Supplied data:
☆ ☆ ☆ ☆ ☆

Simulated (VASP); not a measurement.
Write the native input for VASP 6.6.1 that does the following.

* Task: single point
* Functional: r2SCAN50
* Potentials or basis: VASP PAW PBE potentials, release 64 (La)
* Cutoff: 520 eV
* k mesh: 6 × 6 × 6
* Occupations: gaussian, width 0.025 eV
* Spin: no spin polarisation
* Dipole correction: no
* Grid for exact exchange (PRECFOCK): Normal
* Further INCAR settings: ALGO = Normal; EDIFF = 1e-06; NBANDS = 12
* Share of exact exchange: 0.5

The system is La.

☆ ☆ ☆ ☆ ☆

Work order: The answer must be a word-for-word transcription of every record above.

Written answer:
Simulated (VASP); not a measurement.
Write the native input for VASP 6.6.1 that does the following.

* Task: single point
* Functional: r2SCAN50
* Potentials or basis: VASP PAW PBE potentials, release 64 (La)
* Cutoff: 520 eV
* k mesh: 6 × 6 × 6
* Occupations: gaussian, width 0.025 eV
* Spin: no spin polarisation
* Dipole correction: no
* Grid for exact exchange (PRECFOCK): Normal
* Further INCAR settings: ALGO = Normal; EDIFF = 1e-06; NBANDS = 12
* Share of exact exchange: 0.5

The system is La.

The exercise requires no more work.